→ **DATA SHOWN**
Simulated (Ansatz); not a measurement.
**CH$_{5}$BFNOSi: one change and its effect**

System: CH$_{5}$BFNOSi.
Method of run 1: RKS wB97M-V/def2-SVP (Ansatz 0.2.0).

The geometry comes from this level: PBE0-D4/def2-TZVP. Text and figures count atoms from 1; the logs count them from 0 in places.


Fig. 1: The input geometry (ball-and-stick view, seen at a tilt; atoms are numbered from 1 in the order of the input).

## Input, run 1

→ **REQUIREMENT**
Each line of the material must be copied exactly.

→ **ANSWER AREA**
Simulated (Ansatz); not a measurement.
**CH$_{5}$BFNOSi: one change and its effect**

System: CH$_{5}$BFNOSi.
Method of run 1: RKS wB97M-V/def2-SVP (Ansatz 0.2.0).

The geometry comes from this level: PBE0-D4/def2-TZVP. Text and figures count atoms from 1; the logs count them from 0 in places.


Fig. 1: The input geometry (ball-and-stick view, seen at a tilt; atoms are numbered from 1 in the order of the input).

## Input, run 1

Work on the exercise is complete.